DATASET RECORDS:
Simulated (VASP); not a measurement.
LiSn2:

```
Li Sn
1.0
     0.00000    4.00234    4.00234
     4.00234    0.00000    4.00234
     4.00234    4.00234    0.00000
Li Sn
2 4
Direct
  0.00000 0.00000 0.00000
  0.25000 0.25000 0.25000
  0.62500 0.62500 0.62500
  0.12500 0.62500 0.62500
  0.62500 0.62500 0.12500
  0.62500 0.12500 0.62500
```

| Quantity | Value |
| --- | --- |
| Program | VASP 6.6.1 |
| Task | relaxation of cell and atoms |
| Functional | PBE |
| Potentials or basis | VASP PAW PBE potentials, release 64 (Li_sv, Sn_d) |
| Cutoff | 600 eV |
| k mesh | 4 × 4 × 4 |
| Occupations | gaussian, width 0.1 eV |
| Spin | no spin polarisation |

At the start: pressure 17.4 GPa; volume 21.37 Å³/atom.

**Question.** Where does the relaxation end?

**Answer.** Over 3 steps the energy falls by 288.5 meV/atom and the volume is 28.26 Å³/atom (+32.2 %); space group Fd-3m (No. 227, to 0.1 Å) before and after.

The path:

REQUIRED ACTION:
Only the lines from the first line of the records through the one containing "and atoms |" should be reproduced, exactly, with both of them included.

WRITTEN ANSWER:
Simulated (VASP); not a measurement.
LiSn2:

```
Li Sn
1.0
     0.00000    4.00234    4.00234
     4.00234    0.00000    4.00234
     4.00234    4.00234    0.00000
Li Sn
2 4
Direct
  0.00000 0.00000 0.00000
  0.25000 0.25000 0.25000
  0.62500 0.62500 0.62500
  0.12500 0.62500 0.62500
  0.62500 0.62500 0.12500
  0.62500 0.12500 0.62500
```

| Quantity | Value |
| --- | --- |
| Program | VASP 6.6.1 |
| Task | relaxation of cell and atoms |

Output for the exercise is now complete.